^^^^^^^^^^^^^^^^

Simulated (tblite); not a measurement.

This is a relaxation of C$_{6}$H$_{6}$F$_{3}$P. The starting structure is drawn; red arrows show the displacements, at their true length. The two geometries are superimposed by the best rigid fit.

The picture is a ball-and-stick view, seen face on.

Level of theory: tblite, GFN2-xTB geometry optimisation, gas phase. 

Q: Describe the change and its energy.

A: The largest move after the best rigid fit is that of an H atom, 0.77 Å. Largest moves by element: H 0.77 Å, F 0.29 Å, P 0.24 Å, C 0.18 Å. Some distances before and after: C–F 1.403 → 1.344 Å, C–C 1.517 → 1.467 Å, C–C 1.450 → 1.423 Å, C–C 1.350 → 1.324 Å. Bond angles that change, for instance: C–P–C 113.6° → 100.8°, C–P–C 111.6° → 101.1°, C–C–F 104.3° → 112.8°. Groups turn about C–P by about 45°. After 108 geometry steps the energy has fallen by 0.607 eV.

^^^^^^^^^^^^^^^^

**TASK ITEM:** Repeat the entries verbatim through the line with "Q: Describe the change and its energy.".

**TASK SOLUTION:**
Simulated (tblite); not a measurement.

This is a relaxation of C$_{6}$H$_{6}$F$_{3}$P. The starting structure is drawn; red arrows show the displacements, at their true length. The two geometries are superimposed by the best rigid fit.

The picture is a ball-and-stick view, seen face on.

Level of theory: tblite, GFN2-xTB geometry optimisation, gas phase. 

Q: Describe the change and its energy.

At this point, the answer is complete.